#### INFORMATION
# # # #
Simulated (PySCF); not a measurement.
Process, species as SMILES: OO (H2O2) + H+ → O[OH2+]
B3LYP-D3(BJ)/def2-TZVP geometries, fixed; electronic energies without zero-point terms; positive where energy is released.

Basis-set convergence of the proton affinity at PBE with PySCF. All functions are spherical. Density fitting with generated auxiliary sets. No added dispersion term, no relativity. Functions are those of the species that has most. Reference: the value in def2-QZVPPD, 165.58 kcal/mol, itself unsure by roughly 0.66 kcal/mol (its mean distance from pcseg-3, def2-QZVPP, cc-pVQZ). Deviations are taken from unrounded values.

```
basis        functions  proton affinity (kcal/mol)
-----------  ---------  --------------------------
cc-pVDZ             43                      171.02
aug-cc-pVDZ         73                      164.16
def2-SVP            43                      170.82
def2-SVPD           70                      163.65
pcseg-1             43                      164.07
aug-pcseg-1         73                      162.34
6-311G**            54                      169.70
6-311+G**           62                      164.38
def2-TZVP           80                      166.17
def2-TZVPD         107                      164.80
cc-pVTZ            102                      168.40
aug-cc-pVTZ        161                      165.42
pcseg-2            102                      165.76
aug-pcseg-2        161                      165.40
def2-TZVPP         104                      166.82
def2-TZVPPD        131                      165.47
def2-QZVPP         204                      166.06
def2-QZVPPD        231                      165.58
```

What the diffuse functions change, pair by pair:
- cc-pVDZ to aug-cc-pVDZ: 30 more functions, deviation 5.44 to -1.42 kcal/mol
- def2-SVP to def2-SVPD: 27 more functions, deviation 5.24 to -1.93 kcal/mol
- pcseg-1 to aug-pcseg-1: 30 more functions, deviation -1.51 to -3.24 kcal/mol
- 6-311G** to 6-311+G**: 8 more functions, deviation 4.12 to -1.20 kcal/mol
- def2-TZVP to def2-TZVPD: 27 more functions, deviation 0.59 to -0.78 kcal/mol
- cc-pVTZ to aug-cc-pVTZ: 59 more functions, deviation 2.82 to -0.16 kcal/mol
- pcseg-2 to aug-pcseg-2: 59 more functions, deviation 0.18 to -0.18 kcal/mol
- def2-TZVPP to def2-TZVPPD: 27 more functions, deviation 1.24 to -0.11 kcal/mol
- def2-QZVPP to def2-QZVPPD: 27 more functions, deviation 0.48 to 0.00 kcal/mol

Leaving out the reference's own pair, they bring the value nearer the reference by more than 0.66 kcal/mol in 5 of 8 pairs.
# # # #

#### ACTION ITEM
Everything from the first line of the data through the line holding "- 6-311G** to" should be output exactly, and no other lines.

#### EXERCISE ANSWER
Simulated (PySCF); not a measurement.
Process, species as SMILES: OO (H2O2) + H+ → O[OH2+]
B3LYP-D3(BJ)/def2-TZVP geometries, fixed; electronic energies without zero-point terms; positive where energy is released.

Basis-set convergence of the proton affinity at PBE with PySCF. All functions are spherical. Density fitting with generated auxiliary sets. No added dispersion term, no relativity. Functions are those of the species that has most. Reference: the value in def2-QZVPPD, 165.58 kcal/mol, itself unsure by roughly 0.66 kcal/mol (its mean distance from pcseg-3, def2-QZVPP, cc-pVQZ). Deviations are taken from unrounded values.

```
basis        functions  proton affinity (kcal/mol)
-----------  ---------  --------------------------
cc-pVDZ             43                      171.02
aug-cc-pVDZ         73                      164.16
def2-SVP            43                      170.82
def2-SVPD           70                      163.65
pcseg-1             43                      164.07
aug-pcseg-1         73                      162.34
6-311G**            54                      169.70
6-311+G**           62                      164.38
def2-TZVP           80                      166.17
def2-TZVPD         107                      164.80
cc-pVTZ            102                      168.40
aug-cc-pVTZ        161                      165.42
pcseg-2            102                      165.76
aug-pcseg-2        161                      165.40
def2-TZVPP         104                      166.82
def2-TZVPPD        131                      165.47
def2-QZVPP         204                      166.06
def2-QZVPPD        231                      165.58
```

What the diffuse functions change, pair by pair:
- cc-pVDZ to aug-cc-pVDZ: 30 more functions, deviation 5.44 to -1.42 kcal/mol
- def2-SVP to def2-SVPD: 27 more functions, deviation 5.24 to -1.93 kcal/mol
- pcseg-1 to aug-pcseg-1: 30 more functions, deviation -1.51 to -3.24 kcal/mol
- 6-311G** to 6-311+G**: 8 more functions, deviation 4.12 to -1.20 kcal/mol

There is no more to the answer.